-- GIVEN ENTRIES follows --

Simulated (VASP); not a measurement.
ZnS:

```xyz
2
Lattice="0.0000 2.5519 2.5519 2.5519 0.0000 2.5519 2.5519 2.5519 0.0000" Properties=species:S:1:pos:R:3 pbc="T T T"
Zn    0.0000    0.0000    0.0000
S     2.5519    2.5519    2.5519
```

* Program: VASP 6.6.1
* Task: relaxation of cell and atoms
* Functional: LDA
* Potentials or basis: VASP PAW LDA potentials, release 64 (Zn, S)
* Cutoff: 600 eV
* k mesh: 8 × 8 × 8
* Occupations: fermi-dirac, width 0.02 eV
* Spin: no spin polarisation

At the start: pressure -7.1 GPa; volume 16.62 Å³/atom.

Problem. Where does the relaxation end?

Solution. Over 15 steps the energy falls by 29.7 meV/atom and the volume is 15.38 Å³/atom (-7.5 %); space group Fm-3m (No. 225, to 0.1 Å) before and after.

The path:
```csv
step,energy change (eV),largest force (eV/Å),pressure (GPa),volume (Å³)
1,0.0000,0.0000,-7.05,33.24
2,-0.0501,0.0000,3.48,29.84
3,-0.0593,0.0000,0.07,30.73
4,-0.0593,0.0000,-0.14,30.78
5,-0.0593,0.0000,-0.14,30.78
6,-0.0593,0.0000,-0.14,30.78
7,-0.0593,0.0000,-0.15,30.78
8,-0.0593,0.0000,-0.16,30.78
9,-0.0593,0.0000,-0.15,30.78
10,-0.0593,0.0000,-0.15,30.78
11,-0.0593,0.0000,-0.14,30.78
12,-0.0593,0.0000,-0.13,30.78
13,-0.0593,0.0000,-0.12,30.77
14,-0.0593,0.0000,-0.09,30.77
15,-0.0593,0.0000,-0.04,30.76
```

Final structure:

-- GIVEN ENTRIES concluded --

→ ACTIVITY: Precisely reproduce the lines of the entries, beginning at the first and ending at the one containing "mesh: 8 × 8 × 8". Add nothing.

→ WRITTEN ANSWER:
Simulated (VASP); not a measurement.
ZnS:

```xyz
2
Lattice="0.0000 2.5519 2.5519 2.5519 0.0000 2.5519 2.5519 2.5519 0.0000" Properties=species:S:1:pos:R:3 pbc="T T T"
Zn    0.0000    0.0000    0.0000
S     2.5519    2.5519    2.5519
```

* Program: VASP 6.6.1
* Task: relaxation of cell and atoms
* Functional: LDA
* Potentials or basis: VASP PAW LDA potentials, release 64 (Zn, S)
* Cutoff: 600 eV
* k mesh: 8 × 8 × 8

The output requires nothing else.